* Work item
Here is the listing. Print it exactly.

* Material shown
--------

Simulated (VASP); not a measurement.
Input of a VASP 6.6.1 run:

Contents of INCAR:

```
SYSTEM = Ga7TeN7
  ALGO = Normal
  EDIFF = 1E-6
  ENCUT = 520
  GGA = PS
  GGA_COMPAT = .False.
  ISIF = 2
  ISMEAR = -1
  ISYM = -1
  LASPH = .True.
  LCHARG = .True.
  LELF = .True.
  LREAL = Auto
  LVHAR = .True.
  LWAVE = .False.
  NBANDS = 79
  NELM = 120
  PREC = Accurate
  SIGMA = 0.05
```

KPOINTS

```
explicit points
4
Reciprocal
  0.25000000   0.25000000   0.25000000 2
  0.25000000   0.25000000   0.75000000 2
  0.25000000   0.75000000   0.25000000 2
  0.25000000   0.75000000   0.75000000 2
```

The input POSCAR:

--------

* Written response
Simulated (VASP); not a measurement.
Input of a VASP 6.6.1 run:

Contents of INCAR:

```
SYSTEM = Ga7TeN7
  ALGO = Normal
  EDIFF = 1E-6
  ENCUT = 520
  GGA = PS
  GGA_COMPAT = .False.
  ISIF = 2
  ISMEAR = -1
  ISYM = -1
  LASPH = .True.
  LCHARG = .True.
  LELF = .True.
  LREAL = Auto
  LVHAR = .True.
  LWAVE = .False.
  NBANDS = 79
  NELM = 120
  PREC = Accurate
  SIGMA = 0.05
```

KPOINTS

```
explicit points
4
Reciprocal
  0.25000000   0.25000000   0.25000000 2
  0.25000000   0.25000000   0.75000000 2
  0.25000000   0.75000000   0.25000000 2
  0.25000000   0.75000000   0.75000000 2
```

The input POSCAR:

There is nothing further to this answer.